+ + + + +

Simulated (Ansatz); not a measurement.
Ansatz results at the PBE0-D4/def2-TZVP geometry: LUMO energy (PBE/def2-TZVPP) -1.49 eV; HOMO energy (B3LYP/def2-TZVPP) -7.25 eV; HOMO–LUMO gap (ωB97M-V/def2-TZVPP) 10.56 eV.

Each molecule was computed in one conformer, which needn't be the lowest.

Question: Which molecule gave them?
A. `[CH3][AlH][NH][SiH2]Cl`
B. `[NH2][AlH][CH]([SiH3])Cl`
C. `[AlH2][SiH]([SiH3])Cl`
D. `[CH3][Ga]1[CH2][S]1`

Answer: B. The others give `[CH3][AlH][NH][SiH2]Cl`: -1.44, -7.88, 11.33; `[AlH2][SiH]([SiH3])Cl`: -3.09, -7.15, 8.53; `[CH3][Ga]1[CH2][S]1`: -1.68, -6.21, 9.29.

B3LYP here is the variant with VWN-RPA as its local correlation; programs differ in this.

+ + + + +

Beginning with the very first line of the records above, please retype each line through the one that has "Answer: B. The", and add nothing.

* _SOLUTION_:
Simulated (Ansatz); not a measurement.
Ansatz results at the PBE0-D4/def2-TZVP geometry: LUMO energy (PBE/def2-TZVPP) -1.49 eV; HOMO energy (B3LYP/def2-TZVPP) -7.25 eV; HOMO–LUMO gap (ωB97M-V/def2-TZVPP) 10.56 eV.

Each molecule was computed in one conformer, which needn't be the lowest.

Question: Which molecule gave them?
A. `[CH3][AlH][NH][SiH2]Cl`
B. `[NH2][AlH][CH]([SiH3])Cl`
C. `[AlH2][SiH]([SiH3])Cl`
D. `[CH3][Ga]1[CH2][S]1`

Answer: B. The others give `[CH3][AlH][NH][SiH2]Cl`: -1.44, -7.88, 11.33; `[AlH2][SiH]([SiH3])Cl`: -3.09, -7.15, 8.53; `[CH3][Ga]1[CH2][S]1`: -1.68, -6.21, 9.29.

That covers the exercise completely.